◆ **Work request**
Using the material below, print the line that contains "- Program: VASP 6.6.1", the line that contains "Q: Where does the relaxation end?", and every line in between, exactly and nothing else.

[Start of section]

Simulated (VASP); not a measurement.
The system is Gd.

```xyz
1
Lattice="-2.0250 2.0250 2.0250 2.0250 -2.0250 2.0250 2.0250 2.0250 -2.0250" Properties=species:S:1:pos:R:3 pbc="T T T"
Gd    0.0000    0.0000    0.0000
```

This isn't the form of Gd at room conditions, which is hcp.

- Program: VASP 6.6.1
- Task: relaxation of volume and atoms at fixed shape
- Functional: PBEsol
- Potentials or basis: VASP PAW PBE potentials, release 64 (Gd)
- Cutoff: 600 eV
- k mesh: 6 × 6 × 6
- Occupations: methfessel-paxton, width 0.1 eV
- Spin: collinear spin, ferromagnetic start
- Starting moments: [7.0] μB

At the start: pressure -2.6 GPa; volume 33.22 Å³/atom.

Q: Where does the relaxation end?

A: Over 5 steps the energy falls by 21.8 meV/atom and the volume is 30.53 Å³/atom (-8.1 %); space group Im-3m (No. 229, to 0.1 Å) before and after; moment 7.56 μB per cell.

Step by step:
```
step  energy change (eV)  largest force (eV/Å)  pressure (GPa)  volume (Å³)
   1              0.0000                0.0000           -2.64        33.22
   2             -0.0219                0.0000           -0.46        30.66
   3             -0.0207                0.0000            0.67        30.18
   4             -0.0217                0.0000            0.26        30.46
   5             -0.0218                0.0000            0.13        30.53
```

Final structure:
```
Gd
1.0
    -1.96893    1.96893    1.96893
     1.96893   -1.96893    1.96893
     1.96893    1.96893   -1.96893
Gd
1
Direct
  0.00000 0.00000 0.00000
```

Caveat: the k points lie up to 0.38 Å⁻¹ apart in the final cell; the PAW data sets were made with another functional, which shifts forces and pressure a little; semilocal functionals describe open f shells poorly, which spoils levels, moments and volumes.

[End of section]

◆ **Written reply**
- Program: VASP 6.6.1
- Task: relaxation of volume and atoms at fixed shape
- Functional: PBEsol
- Potentials or basis: VASP PAW PBE potentials, release 64 (Gd)
- Cutoff: 600 eV
- k mesh: 6 × 6 × 6
- Occupations: methfessel-paxton, width 0.1 eV
- Spin: collinear spin, ferromagnetic start
- Starting moments: [7.0] μB

At the start: pressure -2.6 GPa; volume 33.22 Å³/atom.

Q: Where does the relaxation end?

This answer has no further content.